▶ [EXERCISE] Print, exactly as written, every line from the first line of the records below through the line containing "What did Ansatz give for the same quantities?", and nothing further.

BEGIN SOURCE MATERIAL
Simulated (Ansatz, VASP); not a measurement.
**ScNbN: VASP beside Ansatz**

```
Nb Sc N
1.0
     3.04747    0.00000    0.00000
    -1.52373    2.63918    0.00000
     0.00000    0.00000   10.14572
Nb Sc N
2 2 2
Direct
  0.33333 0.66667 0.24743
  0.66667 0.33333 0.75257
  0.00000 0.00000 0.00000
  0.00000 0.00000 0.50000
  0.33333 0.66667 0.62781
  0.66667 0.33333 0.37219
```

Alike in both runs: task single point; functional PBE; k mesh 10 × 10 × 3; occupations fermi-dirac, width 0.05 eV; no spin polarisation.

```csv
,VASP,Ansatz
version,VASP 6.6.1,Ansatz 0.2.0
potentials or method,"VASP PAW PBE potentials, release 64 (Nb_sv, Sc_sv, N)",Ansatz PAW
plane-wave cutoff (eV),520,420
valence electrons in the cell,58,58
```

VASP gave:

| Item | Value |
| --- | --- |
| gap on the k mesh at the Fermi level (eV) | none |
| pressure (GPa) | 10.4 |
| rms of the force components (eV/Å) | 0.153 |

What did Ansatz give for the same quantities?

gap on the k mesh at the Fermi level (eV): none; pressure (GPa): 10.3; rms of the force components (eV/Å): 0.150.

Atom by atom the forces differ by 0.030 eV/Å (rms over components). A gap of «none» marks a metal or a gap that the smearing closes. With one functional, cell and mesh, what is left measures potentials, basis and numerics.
END SOURCE MATERIAL

▶ [YOUR SOLUTION]
Simulated (Ansatz, VASP); not a measurement.
**ScNbN: VASP beside Ansatz**

```
Nb Sc N
1.0
     3.04747    0.00000    0.00000
    -1.52373    2.63918    0.00000
     0.00000    0.00000   10.14572
Nb Sc N
2 2 2
Direct
  0.33333 0.66667 0.24743
  0.66667 0.33333 0.75257
  0.00000 0.00000 0.00000
  0.00000 0.00000 0.50000
  0.33333 0.66667 0.62781
  0.66667 0.33333 0.37219
```

Alike in both runs: task single point; functional PBE; k mesh 10 × 10 × 3; occupations fermi-dirac, width 0.05 eV; no spin polarisation.

```csv
,VASP,Ansatz
version,VASP 6.6.1,Ansatz 0.2.0
potentials or method,"VASP PAW PBE potentials, release 64 (Nb_sv, Sc_sv, N)",Ansatz PAW
plane-wave cutoff (eV),520,420
valence electrons in the cell,58,58
```

VASP gave:

| Item | Value |
| --- | --- |
| gap on the k mesh at the Fermi level (eV) | none |
| pressure (GPa) | 10.4 |
| rms of the force components (eV/Å) | 0.153 |

What did Ansatz give for the same quantities?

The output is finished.